> **REQUIREMENT**:
Copy exactly the lines of the material below, starting with the first and including the line that holds "Stop when the".

+===+

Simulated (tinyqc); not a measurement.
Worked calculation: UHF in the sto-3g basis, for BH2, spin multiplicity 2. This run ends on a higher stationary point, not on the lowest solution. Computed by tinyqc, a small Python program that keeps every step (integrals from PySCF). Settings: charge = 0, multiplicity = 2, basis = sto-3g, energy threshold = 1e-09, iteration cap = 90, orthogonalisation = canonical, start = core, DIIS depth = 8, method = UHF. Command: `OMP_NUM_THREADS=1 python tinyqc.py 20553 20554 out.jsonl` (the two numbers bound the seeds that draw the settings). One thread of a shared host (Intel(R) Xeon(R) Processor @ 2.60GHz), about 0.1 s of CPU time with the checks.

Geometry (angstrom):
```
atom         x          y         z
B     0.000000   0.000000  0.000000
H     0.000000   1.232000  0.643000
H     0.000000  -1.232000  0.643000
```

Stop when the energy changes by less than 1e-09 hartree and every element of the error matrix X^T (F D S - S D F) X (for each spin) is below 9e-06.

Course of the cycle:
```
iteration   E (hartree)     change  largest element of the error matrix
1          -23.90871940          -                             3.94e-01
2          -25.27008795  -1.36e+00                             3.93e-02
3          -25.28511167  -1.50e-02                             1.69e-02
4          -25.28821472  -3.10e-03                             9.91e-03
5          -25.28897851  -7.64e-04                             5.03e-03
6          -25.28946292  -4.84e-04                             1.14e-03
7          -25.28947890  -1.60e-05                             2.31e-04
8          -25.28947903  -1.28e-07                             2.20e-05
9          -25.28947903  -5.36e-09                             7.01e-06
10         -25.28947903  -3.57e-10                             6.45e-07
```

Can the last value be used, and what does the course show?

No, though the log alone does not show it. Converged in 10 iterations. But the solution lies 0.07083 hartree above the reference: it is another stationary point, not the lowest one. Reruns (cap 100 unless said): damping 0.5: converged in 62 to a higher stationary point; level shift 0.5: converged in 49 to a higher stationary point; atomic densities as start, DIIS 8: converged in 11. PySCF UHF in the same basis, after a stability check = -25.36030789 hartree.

+===+

> **TASK SOLUTION**:
Simulated (tinyqc); not a measurement.
Worked calculation: UHF in the sto-3g basis, for BH2, spin multiplicity 2. This run ends on a higher stationary point, not on the lowest solution. Computed by tinyqc, a small Python program that keeps every step (integrals from PySCF). Settings: charge = 0, multiplicity = 2, basis = sto-3g, energy threshold = 1e-09, iteration cap = 90, orthogonalisation = canonical, start = core, DIIS depth = 8, method = UHF. Command: `OMP_NUM_THREADS=1 python tinyqc.py 20553 20554 out.jsonl` (the two numbers bound the seeds that draw the settings). One thread of a shared host (Intel(R) Xeon(R) Processor @ 2.60GHz), about 0.1 s of CPU time with the checks.

Geometry (angstrom):
```
atom         x          y         z
B     0.000000   0.000000  0.000000
H     0.000000   1.232000  0.643000
H     0.000000  -1.232000  0.643000
```

Stop when the energy changes by less than 1e-09 hartree and every element of the error matrix X^T (F D S - S D F) X (for each spin) is below 9e-06.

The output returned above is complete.